WORK TASK: Output, please, exactly those lines of the listing that come before the line with "the smearing closes.", along with that line itself.

STORED DATA:
+===+

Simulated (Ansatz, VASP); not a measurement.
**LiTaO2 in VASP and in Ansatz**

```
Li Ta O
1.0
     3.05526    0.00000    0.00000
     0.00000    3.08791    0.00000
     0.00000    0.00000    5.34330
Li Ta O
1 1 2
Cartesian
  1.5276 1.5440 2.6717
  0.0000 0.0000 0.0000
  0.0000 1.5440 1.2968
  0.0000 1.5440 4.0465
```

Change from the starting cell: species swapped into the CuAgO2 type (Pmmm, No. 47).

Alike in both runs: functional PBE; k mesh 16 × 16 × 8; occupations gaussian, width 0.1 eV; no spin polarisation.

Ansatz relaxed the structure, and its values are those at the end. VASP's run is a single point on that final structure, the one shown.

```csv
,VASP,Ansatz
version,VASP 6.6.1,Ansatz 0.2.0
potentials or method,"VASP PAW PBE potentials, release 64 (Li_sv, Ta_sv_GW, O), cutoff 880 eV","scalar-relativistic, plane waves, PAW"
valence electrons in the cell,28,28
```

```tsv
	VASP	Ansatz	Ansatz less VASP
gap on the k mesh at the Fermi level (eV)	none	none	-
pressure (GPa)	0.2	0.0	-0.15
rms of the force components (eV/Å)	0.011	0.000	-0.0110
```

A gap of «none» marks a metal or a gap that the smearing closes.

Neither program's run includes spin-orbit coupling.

+===+

EXERCISE SOLUTION:
Simulated (Ansatz, VASP); not a measurement.
**LiTaO2 in VASP and in Ansatz**

```
Li Ta O
1.0
     3.05526    0.00000    0.00000
     0.00000    3.08791    0.00000
     0.00000    0.00000    5.34330
Li Ta O
1 1 2
Cartesian
  1.5276 1.5440 2.6717
  0.0000 0.0000 0.0000
  0.0000 1.5440 1.2968
  0.0000 1.5440 4.0465
```

Change from the starting cell: species swapped into the CuAgO2 type (Pmmm, No. 47).

Alike in both runs: functional PBE; k mesh 16 × 16 × 8; occupations gaussian, width 0.1 eV; no spin polarisation.

Ansatz relaxed the structure, and its values are those at the end. VASP's run is a single point on that final structure, the one shown.

```csv
,VASP,Ansatz
version,VASP 6.6.1,Ansatz 0.2.0
potentials or method,"VASP PAW PBE potentials, release 64 (Li_sv, Ta_sv_GW, O), cutoff 880 eV","scalar-relativistic, plane waves, PAW"
valence electrons in the cell,28,28
```

```tsv
	VASP	Ansatz	Ansatz less VASP
gap on the k mesh at the Fermi level (eV)	none	none	-
pressure (GPa)	0.2	0.0	-0.15
rms of the force components (eV/Å)	0.011	0.000	-0.0110
```

A gap of «none» marks a metal or a gap that the smearing closes.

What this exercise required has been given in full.